▸ STORED DATA
┌──
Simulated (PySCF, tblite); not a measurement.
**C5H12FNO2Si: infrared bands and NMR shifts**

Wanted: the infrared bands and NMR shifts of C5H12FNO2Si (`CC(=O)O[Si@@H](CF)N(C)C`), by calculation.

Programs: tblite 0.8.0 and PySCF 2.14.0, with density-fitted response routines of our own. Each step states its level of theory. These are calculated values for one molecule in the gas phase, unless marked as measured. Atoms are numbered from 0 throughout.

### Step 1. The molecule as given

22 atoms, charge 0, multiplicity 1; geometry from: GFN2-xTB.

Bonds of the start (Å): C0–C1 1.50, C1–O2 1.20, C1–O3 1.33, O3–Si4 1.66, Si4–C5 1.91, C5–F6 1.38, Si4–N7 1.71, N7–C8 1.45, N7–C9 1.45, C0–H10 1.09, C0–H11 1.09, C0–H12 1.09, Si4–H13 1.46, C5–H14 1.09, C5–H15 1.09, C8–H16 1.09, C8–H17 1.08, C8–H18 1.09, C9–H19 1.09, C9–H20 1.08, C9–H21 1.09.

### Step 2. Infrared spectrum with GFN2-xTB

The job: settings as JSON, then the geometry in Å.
└──

▸ BRIEF
Retype, exactly and in full, the lines above from the one containing "### Step 1. The molecule as given" through the one containing "### Step 2. Infrared spectrum with GFN2-xTB".

▸ REPLY
### Step 1. The molecule as given

22 atoms, charge 0, multiplicity 1; geometry from: GFN2-xTB.

Bonds of the start (Å): C0–C1 1.50, C1–O2 1.20, C1–O3 1.33, O3–Si4 1.66, Si4–C5 1.91, C5–F6 1.38, Si4–N7 1.71, N7–C8 1.45, N7–C9 1.45, C0–H10 1.09, C0–H11 1.09, C0–H12 1.09, Si4–H13 1.46, C5–H14 1.09, C5–H15 1.09, C8–H16 1.09, C8–H17 1.08, C8–H18 1.09, C9–H19 1.09, C9–H20 1.08, C9–H21 1.09.

### Step 2. Infrared spectrum with GFN2-xTB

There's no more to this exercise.